Data extract:
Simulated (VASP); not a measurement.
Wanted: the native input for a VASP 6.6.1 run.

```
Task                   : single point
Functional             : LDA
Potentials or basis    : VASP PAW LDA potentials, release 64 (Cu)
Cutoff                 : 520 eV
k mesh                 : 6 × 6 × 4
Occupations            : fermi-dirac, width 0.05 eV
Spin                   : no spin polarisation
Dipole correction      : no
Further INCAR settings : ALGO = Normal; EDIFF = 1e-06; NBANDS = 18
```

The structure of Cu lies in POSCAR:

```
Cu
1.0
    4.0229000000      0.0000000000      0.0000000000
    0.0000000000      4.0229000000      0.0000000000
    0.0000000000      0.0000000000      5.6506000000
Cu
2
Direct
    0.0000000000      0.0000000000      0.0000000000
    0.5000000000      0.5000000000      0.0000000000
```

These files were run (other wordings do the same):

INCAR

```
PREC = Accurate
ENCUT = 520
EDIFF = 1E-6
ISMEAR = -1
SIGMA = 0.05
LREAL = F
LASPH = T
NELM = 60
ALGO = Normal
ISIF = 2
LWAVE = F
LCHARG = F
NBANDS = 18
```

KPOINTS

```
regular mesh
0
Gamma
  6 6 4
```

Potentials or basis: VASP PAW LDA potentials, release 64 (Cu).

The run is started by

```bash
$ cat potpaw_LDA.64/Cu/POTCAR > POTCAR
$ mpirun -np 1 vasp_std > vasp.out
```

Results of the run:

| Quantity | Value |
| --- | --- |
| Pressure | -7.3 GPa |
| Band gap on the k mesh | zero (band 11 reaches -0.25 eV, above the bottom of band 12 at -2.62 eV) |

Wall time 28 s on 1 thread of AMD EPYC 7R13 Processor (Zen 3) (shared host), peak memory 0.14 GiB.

Work item: In restating the data, begin at its first line, reproduce each line word for word, and conclude with the line that contains "-2.62 eV) |".

Response:
Simulated (VASP); not a measurement.
Wanted: the native input for a VASP 6.6.1 run.

```
Task                   : single point
Functional             : LDA
Potentials or basis    : VASP PAW LDA potentials, release 64 (Cu)
Cutoff                 : 520 eV
k mesh                 : 6 × 6 × 4
Occupations            : fermi-dirac, width 0.05 eV
Spin                   : no spin polarisation
Dipole correction      : no
Further INCAR settings : ALGO = Normal; EDIFF = 1e-06; NBANDS = 18
```

The structure of Cu lies in POSCAR:

```
Cu
1.0
    4.0229000000      0.0000000000      0.0000000000
    0.0000000000      4.0229000000      0.0000000000
    0.0000000000      0.0000000000      5.6506000000
Cu
2
Direct
    0.0000000000      0.0000000000      0.0000000000
    0.5000000000      0.5000000000      0.0000000000
```

These files were run (other wordings do the same):

INCAR

```
PREC = Accurate
ENCUT = 520
EDIFF = 1E-6
ISMEAR = -1
SIGMA = 0.05
LREAL = F
LASPH = T
NELM = 60
ALGO = Normal
ISIF = 2
LWAVE = F
LCHARG = F
NBANDS = 18
```

KPOINTS

```
regular mesh
0
Gamma
  6 6 4
```

Potentials or basis: VASP PAW LDA potentials, release 64 (Cu).

The run is started by

```bash
$ cat potpaw_LDA.64/Cu/POTCAR > POTCAR
$ mpirun -np 1 vasp_std > vasp.out
```

Results of the run:

| Quantity | Value |
| --- | --- |
| Pressure | -7.3 GPa |
| Band gap on the k mesh | zero (band 11 reaches -0.25 eV, above the bottom of band 12 at -2.62 eV) |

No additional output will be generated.